» WORK TASK
The required output is every line from the beginning of the entries below through the line that includes "0.8 | - | 0.03 |", copied exactly.

» RECORDED INFORMATION
-=-=-=-=-

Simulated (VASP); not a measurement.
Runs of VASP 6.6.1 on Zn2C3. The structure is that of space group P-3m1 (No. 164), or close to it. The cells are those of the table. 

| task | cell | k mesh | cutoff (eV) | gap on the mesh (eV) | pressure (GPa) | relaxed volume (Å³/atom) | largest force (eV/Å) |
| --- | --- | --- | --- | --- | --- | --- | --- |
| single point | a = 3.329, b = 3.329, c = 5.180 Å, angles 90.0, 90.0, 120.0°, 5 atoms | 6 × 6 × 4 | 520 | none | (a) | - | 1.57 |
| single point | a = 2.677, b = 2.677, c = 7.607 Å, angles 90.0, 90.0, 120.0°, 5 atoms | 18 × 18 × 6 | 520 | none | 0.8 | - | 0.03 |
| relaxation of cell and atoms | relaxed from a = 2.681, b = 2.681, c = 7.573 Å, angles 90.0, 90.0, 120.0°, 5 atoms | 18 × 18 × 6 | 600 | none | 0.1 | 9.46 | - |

-=-=-=-=-

» YOUR RESPONSE
Simulated (VASP); not a measurement.
Runs of VASP 6.6.1 on Zn2C3. The structure is that of space group P-3m1 (No. 164), or close to it. The cells are those of the table. 

| task | cell | k mesh | cutoff (eV) | gap on the mesh (eV) | pressure (GPa) | relaxed volume (Å³/atom) | largest force (eV/Å) |
| --- | --- | --- | --- | --- | --- | --- | --- |
| single point | a = 3.329, b = 3.329, c = 5.180 Å, angles 90.0, 90.0, 120.0°, 5 atoms | 6 × 6 × 4 | 520 | none | (a) | - | 1.57 |
| single point | a = 2.677, b = 2.677, c = 7.607 Å, angles 90.0, 90.0, 120.0°, 5 atoms | 18 × 18 × 6 | 520 | none | 0.8 | - | 0.03 |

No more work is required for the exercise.